[Records shown]:
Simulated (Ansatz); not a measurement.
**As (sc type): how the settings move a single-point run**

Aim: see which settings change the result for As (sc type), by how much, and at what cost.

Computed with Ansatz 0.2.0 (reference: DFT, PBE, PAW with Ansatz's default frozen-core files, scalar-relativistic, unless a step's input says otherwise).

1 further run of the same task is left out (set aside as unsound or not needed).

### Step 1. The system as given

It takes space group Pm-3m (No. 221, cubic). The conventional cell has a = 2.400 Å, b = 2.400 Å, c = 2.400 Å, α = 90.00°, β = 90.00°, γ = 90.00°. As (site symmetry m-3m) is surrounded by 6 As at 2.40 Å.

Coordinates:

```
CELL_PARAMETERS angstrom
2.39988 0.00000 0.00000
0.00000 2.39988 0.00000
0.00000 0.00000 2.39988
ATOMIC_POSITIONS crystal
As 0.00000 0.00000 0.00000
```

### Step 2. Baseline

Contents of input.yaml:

[Exercise]:
Word for word, restate the entries from the first line to the line that has "### Step 2. Baseline", both included, and nothing else.

[Exercise result]:
Simulated (Ansatz); not a measurement.
**As (sc type): how the settings move a single-point run**

Aim: see which settings change the result for As (sc type), by how much, and at what cost.

Computed with Ansatz 0.2.0 (reference: DFT, PBE, PAW with Ansatz's default frozen-core files, scalar-relativistic, unless a step's input says otherwise).

1 further run of the same task is left out (set aside as unsound or not needed).

### Step 1. The system as given

It takes space group Pm-3m (No. 221, cubic). The conventional cell has a = 2.400 Å, b = 2.400 Å, c = 2.400 Å, α = 90.00°, β = 90.00°, γ = 90.00°. As (site symmetry m-3m) is surrounded by 6 As at 2.40 Å.

Coordinates:

```
CELL_PARAMETERS angstrom
2.39988 0.00000 0.00000
0.00000 2.39988 0.00000
0.00000 0.00000 2.39988
ATOMIC_POSITIONS crystal
As 0.00000 0.00000 0.00000
```

### Step 2. Baseline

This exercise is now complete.